Dataset extract —
━━━━━━━━

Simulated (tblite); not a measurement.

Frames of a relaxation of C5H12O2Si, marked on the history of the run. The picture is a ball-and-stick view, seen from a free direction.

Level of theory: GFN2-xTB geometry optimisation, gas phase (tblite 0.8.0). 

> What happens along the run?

━━━━━━━━

Work instruction —
Each entry should be reproduced in the output exactly.

Answer space —
Simulated (tblite); not a measurement.

Frames of a relaxation of C5H12O2Si, marked on the history of the run. The picture is a ball-and-stick view, seen from a free direction.

Level of theory: GFN2-xTB geometry optimisation, gas phase (tblite 0.8.0). 

> What happens along the run?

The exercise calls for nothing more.